▶ Action item: Write every line of the following listing exactly as it reads.

==================================================
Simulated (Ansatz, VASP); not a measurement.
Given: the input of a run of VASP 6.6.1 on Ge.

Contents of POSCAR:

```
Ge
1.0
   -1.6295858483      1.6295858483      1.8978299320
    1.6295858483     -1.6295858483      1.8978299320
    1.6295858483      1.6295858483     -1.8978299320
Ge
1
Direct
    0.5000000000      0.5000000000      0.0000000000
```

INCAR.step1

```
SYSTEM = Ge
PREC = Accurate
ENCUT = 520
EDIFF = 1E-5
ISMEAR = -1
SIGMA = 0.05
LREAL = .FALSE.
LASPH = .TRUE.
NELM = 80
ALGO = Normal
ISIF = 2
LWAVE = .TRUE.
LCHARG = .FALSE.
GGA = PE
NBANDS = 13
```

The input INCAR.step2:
==================================================

▶ Exercise answer:
Simulated (Ansatz, VASP); not a measurement.
Given: the input of a run of VASP 6.6.1 on Ge.

Contents of POSCAR:

```
Ge
1.0
   -1.6295858483      1.6295858483      1.8978299320
    1.6295858483     -1.6295858483      1.8978299320
    1.6295858483      1.6295858483     -1.8978299320
Ge
1
Direct
    0.5000000000      0.5000000000      0.0000000000
```

INCAR.step1

```
SYSTEM = Ge
PREC = Accurate
ENCUT = 520
EDIFF = 1E-5
ISMEAR = -1
SIGMA = 0.05
LREAL = .FALSE.
LASPH = .TRUE.
NELM = 80
ALGO = Normal
ISIF = 2
LWAVE = .TRUE.
LCHARG = .FALSE.
GGA = PE
NBANDS = 13
```

The input INCAR.step2:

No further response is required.